WORK INSTRUCTION: Print the listing below from its opening line through the line holding "PBEsol binds more", both ends included.

─── SUPPLIED MATERIAL ───

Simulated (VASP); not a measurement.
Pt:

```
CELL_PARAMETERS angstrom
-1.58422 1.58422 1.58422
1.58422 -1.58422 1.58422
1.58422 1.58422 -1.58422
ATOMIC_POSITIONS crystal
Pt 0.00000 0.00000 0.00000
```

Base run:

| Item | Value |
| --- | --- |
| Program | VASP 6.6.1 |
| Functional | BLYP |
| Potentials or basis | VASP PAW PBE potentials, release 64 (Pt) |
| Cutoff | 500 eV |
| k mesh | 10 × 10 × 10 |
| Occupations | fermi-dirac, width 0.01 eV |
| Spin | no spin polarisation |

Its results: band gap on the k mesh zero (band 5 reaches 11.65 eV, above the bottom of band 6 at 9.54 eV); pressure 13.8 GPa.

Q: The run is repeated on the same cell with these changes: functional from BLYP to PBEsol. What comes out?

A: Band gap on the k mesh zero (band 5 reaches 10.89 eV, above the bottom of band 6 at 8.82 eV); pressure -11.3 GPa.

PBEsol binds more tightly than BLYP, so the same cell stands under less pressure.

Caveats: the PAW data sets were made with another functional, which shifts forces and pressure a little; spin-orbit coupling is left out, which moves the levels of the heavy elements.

───

RESULT:
Simulated (VASP); not a measurement.
Pt:

```
CELL_PARAMETERS angstrom
-1.58422 1.58422 1.58422
1.58422 -1.58422 1.58422
1.58422 1.58422 -1.58422
ATOMIC_POSITIONS crystal
Pt 0.00000 0.00000 0.00000
```

Base run:

| Item | Value |
| --- | --- |
| Program | VASP 6.6.1 |
| Functional | BLYP |
| Potentials or basis | VASP PAW PBE potentials, release 64 (Pt) |
| Cutoff | 500 eV |
| k mesh | 10 × 10 × 10 |
| Occupations | fermi-dirac, width 0.01 eV |
| Spin | no spin polarisation |

Its results: band gap on the k mesh zero (band 5 reaches 11.65 eV, above the bottom of band 6 at 9.54 eV); pressure 13.8 GPa.

Q: The run is repeated on the same cell with these changes: functional from BLYP to PBEsol. What comes out?

A: Band gap on the k mesh zero (band 5 reaches 10.89 eV, above the bottom of band 6 at 8.82 eV); pressure -11.3 GPa.

PBEsol binds more tightly than BLYP, so the same cell stands under less pressure.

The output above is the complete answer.